▶ **EXERCISE**
In the listing below, find the line with "A run of VASP" and the line with "Hardware: 1 thread". Repeat those two lines and all lines between them exactly.

▶ **GIVEN ENTRIES**
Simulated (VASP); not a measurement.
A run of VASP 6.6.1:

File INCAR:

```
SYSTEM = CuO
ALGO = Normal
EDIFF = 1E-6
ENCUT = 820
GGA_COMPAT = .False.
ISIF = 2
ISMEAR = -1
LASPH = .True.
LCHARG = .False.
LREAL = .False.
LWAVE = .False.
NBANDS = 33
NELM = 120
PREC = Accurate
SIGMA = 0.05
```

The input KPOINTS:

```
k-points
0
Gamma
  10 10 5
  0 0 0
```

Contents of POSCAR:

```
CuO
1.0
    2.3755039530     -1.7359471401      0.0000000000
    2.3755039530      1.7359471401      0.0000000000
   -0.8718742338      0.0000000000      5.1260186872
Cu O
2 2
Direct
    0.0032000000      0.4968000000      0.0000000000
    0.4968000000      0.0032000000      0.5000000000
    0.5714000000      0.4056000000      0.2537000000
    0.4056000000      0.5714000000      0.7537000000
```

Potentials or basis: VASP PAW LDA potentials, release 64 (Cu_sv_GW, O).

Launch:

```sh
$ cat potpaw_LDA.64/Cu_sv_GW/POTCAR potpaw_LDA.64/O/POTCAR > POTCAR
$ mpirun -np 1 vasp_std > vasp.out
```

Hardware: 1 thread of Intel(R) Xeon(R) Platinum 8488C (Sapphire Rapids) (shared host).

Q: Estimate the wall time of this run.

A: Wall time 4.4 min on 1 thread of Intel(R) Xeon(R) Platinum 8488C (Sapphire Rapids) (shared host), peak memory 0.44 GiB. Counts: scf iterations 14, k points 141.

▶ **ANSWER SECTION**
A run of VASP 6.6.1:

File INCAR:

```
SYSTEM = CuO
ALGO = Normal
EDIFF = 1E-6
ENCUT = 820
GGA_COMPAT = .False.
ISIF = 2
ISMEAR = -1
LASPH = .True.
LCHARG = .False.
LREAL = .False.
LWAVE = .False.
NBANDS = 33
NELM = 120
PREC = Accurate
SIGMA = 0.05
```

The input KPOINTS:

```
k-points
0
Gamma
  10 10 5
  0 0 0
```

Contents of POSCAR:

```
CuO
1.0
    2.3755039530     -1.7359471401      0.0000000000
    2.3755039530      1.7359471401      0.0000000000
   -0.8718742338      0.0000000000      5.1260186872
Cu O
2 2
Direct
    0.0032000000      0.4968000000      0.0000000000
    0.4968000000      0.0032000000      0.5000000000
    0.5714000000      0.4056000000      0.2537000000
    0.4056000000      0.5714000000      0.7537000000
```

Potentials or basis: VASP PAW LDA potentials, release 64 (Cu_sv_GW, O).

Launch:

```sh
$ cat potpaw_LDA.64/Cu_sv_GW/POTCAR potpaw_LDA.64/O/POTCAR > POTCAR
$ mpirun -np 1 vasp_std > vasp.out
```

Hardware: 1 thread of Intel(R) Xeon(R) Platinum 8488C (Sapphire Rapids) (shared host).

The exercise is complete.